═══ PROVIDED DATA ═══

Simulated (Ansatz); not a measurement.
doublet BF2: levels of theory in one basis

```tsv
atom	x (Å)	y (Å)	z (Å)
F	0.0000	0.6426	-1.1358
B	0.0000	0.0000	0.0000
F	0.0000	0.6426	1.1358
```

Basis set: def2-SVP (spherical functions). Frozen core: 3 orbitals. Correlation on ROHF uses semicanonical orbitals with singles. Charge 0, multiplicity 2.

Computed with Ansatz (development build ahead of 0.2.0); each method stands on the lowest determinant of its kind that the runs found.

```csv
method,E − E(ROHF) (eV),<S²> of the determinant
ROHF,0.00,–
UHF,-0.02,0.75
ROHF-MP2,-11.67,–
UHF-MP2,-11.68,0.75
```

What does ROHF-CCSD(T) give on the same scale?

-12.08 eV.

═══

BRIEF: Out of the entries above, write out only the lines between the line holding "Computed with Ansatz" and the line holding "What does ROHF-CCSD(T)", inclusive, each exactly as given.

EXERCISE ANSWER:
Computed with Ansatz (development build ahead of 0.2.0); each method stands on the lowest determinant of its kind that the runs found.

```csv
method,E − E(ROHF) (eV),<S²> of the determinant
ROHF,0.00,–
UHF,-0.02,0.75
ROHF-MP2,-11.67,–
UHF-MP2,-11.68,0.75
```

What does ROHF-CCSD(T) give on the same scale?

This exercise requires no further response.